_Work task:_
How does the data below read from its first line through the line containing "Born–Oppenheimer molecular dynamics"? Print those lines exactly.

_Given entries:_
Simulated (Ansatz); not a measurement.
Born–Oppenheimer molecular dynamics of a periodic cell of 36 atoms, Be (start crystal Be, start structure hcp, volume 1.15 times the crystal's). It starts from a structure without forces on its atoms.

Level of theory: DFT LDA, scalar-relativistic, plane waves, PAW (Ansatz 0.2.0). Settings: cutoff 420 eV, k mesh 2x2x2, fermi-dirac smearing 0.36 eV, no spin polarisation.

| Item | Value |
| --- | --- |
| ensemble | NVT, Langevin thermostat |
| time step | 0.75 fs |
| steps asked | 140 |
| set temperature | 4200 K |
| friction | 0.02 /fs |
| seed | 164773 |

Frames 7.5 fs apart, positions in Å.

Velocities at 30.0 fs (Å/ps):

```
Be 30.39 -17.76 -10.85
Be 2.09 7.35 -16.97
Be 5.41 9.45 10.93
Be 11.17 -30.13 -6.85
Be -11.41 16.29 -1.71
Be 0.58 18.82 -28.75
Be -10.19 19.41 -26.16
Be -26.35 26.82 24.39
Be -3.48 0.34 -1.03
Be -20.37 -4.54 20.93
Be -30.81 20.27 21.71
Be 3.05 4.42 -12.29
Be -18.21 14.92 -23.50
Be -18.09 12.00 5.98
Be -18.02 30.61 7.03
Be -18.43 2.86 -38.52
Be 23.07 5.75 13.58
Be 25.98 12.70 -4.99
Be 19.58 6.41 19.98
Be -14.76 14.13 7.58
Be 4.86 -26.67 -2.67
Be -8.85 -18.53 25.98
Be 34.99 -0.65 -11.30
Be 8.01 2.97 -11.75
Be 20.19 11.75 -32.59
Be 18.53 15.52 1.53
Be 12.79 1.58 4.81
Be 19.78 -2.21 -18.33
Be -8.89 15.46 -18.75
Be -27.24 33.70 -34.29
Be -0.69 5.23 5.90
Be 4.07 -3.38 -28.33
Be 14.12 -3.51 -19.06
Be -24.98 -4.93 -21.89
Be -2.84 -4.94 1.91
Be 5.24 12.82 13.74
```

_Task solution:_
Simulated (Ansatz); not a measurement.
Born–Oppenheimer molecular dynamics of a periodic cell of 36 atoms, Be (start crystal Be, start structure hcp, volume 1.15 times the crystal's). It starts from a structure without forces on its atoms.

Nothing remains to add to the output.